Work item: Nothing but the listing below, retyped exactly, should appear in the answer.

** Dataset entries follows **
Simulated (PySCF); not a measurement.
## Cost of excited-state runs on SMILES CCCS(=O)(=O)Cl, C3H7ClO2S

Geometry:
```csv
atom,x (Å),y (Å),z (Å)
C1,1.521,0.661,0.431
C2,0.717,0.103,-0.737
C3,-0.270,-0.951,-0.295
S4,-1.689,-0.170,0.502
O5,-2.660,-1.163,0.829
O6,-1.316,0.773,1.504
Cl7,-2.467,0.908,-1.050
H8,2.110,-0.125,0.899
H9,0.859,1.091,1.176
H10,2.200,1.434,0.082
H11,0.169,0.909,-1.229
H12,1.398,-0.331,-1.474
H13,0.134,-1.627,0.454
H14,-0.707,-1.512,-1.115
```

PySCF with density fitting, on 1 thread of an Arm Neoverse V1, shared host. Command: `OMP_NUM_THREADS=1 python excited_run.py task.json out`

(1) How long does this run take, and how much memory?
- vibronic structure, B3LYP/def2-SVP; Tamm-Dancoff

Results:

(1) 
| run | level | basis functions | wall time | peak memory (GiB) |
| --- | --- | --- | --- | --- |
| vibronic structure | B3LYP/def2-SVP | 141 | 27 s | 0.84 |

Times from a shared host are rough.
** End of Dataset entries **

Exercise response:
Simulated (PySCF); not a measurement.
## Cost of excited-state runs on SMILES CCCS(=O)(=O)Cl, C3H7ClO2S

Geometry:
```csv
atom,x (Å),y (Å),z (Å)
C1,1.521,0.661,0.431
C2,0.717,0.103,-0.737
C3,-0.270,-0.951,-0.295
S4,-1.689,-0.170,0.502
O5,-2.660,-1.163,0.829
O6,-1.316,0.773,1.504
Cl7,-2.467,0.908,-1.050
H8,2.110,-0.125,0.899
H9,0.859,1.091,1.176
H10,2.200,1.434,0.082
H11,0.169,0.909,-1.229
H12,1.398,-0.331,-1.474
H13,0.134,-1.627,0.454
H14,-0.707,-1.512,-1.115
```

PySCF with density fitting, on 1 thread of an Arm Neoverse V1, shared host. Command: `OMP_NUM_THREADS=1 python excited_run.py task.json out`

(1) How long does this run take, and how much memory?
- vibronic structure, B3LYP/def2-SVP; Tamm-Dancoff

Results:

(1) 
| run | level | basis functions | wall time | peak memory (GiB) |
| --- | --- | --- | --- | --- |
| vibronic structure | B3LYP/def2-SVP | 141 | 27 s | 0.84 |

Times from a shared host are rough.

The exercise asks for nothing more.